Material supplied:
::::
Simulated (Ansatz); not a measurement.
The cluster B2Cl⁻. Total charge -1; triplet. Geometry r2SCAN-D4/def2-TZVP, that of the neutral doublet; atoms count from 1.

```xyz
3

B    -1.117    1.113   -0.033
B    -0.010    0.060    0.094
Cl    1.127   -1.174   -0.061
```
::::

Work task:
Print the records again in their entirety, character for character.

Written solution:
Simulated (Ansatz); not a measurement.
The cluster B2Cl⁻. Total charge -1; triplet. Geometry r2SCAN-D4/def2-TZVP, that of the neutral doublet; atoms count from 1.

```xyz
3

B    -1.117    1.113   -0.033
B    -0.010    0.060    0.094
Cl    1.127   -1.174   -0.061
```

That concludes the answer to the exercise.